Top of Excerpted records

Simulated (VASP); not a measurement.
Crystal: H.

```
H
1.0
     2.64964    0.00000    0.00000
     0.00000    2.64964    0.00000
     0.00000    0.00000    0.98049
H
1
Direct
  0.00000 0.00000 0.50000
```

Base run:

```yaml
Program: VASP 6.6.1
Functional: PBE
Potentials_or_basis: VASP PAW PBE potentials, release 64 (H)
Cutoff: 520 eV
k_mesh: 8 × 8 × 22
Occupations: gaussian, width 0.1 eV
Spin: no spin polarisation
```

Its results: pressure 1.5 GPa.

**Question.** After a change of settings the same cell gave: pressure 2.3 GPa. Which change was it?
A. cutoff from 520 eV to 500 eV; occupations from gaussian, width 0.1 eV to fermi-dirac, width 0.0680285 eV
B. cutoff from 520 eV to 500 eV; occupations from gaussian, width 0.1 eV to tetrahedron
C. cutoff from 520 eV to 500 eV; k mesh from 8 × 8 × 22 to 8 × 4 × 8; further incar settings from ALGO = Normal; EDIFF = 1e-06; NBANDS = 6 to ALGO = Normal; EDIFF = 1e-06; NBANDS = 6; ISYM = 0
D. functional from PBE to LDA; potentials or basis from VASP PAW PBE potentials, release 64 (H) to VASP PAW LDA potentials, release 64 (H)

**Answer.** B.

Bottom of Excerpted records

▸ **Action item**: Each line in the entries above, starting at the line with "Crystal: H." and ending at the line with "D. functional from", is to be printed exactly, and only those lines.

▸ **Exercise solution**:
Crystal: H.

```
H
1.0
     2.64964    0.00000    0.00000
     0.00000    2.64964    0.00000
     0.00000    0.00000    0.98049
H
1
Direct
  0.00000 0.00000 0.50000
```

Base run:

```yaml
Program: VASP 6.6.1
Functional: PBE
Potentials_or_basis: VASP PAW PBE potentials, release 64 (H)
Cutoff: 520 eV
k_mesh: 8 × 8 × 22
Occupations: gaussian, width 0.1 eV
Spin: no spin polarisation
```

Its results: pressure 1.5 GPa.

**Question.** After a change of settings the same cell gave: pressure 2.3 GPa. Which change was it?
A. cutoff from 520 eV to 500 eV; occupations from gaussian, width 0.1 eV to fermi-dirac, width 0.0680285 eV
B. cutoff from 520 eV to 500 eV; occupations from gaussian, width 0.1 eV to tetrahedron
C. cutoff from 520 eV to 500 eV; k mesh from 8 × 8 × 22 to 8 × 4 × 8; further incar settings from ALGO = Normal; EDIFF = 1e-06; NBANDS = 6 to ALGO = Normal; EDIFF = 1e-06; NBANDS = 6; ISYM = 0
D. functional from PBE to LDA; potentials or basis from VASP PAW PBE potentials, release 64 (H) to VASP PAW LDA potentials, release 64 (H)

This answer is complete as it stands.